## [Requirement]
Please quote exactly the lines below from the line containing "# TiCl2F: the cost of one run" to the line containing "Program: Ansatz 0.2.0.", both lines included, and nothing else.

-- Dataset records follows --

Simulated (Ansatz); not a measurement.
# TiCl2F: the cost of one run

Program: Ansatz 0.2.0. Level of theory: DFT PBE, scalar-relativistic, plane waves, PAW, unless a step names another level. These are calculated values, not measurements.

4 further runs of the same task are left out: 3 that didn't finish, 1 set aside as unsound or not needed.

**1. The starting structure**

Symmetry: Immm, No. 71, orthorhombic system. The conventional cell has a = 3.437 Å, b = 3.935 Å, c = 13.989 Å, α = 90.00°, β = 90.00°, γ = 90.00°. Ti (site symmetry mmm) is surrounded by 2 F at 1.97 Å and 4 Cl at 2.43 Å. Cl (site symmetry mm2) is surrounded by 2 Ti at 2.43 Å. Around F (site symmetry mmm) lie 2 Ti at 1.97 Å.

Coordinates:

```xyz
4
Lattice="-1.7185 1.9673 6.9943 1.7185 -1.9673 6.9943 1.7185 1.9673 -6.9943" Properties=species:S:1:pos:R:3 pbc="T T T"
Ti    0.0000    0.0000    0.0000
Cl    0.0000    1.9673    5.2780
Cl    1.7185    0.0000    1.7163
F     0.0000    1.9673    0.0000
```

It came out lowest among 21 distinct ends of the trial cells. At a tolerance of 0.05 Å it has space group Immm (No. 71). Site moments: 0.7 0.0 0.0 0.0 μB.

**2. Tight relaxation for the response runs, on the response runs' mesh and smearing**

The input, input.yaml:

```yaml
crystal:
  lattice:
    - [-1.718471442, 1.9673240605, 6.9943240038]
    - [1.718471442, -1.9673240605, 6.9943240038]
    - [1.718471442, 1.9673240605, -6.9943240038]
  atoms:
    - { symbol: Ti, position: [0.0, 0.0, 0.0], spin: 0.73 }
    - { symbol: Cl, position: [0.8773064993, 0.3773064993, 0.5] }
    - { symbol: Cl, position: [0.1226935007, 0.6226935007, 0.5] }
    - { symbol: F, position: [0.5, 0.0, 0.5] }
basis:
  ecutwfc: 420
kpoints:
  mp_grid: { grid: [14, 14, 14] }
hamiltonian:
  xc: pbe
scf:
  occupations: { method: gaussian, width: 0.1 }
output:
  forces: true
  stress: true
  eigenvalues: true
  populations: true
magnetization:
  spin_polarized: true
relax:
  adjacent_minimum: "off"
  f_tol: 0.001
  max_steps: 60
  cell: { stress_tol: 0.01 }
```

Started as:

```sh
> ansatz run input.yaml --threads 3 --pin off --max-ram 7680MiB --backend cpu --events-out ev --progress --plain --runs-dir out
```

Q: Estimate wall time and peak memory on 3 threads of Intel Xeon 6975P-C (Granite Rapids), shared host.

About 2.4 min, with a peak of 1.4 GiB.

-- Dataset records concluded --

## [Worked solution]
# TiCl2F: the cost of one run

Program: Ansatz 0.2.0. Level of theory: DFT PBE, scalar-relativistic, plane waves, PAW, unless a step names another level. These are calculated values, not measurements.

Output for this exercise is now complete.